**Study material**

------------------------------------

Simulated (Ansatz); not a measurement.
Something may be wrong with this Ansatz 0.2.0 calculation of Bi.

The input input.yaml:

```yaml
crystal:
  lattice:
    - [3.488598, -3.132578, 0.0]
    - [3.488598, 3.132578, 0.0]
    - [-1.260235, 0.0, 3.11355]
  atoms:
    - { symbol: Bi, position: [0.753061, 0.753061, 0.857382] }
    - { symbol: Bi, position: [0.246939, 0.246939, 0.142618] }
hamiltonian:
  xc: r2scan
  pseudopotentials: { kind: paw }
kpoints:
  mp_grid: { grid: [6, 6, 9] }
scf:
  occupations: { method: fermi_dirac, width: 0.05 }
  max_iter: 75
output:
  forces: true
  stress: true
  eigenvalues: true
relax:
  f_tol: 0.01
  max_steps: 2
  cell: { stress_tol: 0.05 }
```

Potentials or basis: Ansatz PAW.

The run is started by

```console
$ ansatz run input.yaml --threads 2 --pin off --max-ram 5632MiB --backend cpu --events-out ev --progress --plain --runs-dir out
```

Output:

------------------------------------

**Work order**
Transcribe the data above in its entirety, exactly.

**Worked solution**
Simulated (Ansatz); not a measurement.
Something may be wrong with this Ansatz 0.2.0 calculation of Bi.

The input input.yaml:

```yaml
crystal:
  lattice:
    - [3.488598, -3.132578, 0.0]
    - [3.488598, 3.132578, 0.0]
    - [-1.260235, 0.0, 3.11355]
  atoms:
    - { symbol: Bi, position: [0.753061, 0.753061, 0.857382] }
    - { symbol: Bi, position: [0.246939, 0.246939, 0.142618] }
hamiltonian:
  xc: r2scan
  pseudopotentials: { kind: paw }
kpoints:
  mp_grid: { grid: [6, 6, 9] }
scf:
  occupations: { method: fermi_dirac, width: 0.05 }
  max_iter: 75
output:
  forces: true
  stress: true
  eigenvalues: true
relax:
  f_tol: 0.01
  max_steps: 2
  cell: { stress_tol: 0.05 }
```

Potentials or basis: Ansatz PAW.

The run is started by

```console
$ ansatz run input.yaml --threads 2 --pin off --max-ram 5632MiB --backend cpu --events-out ev --progress --plain --runs-dir out
```

Output:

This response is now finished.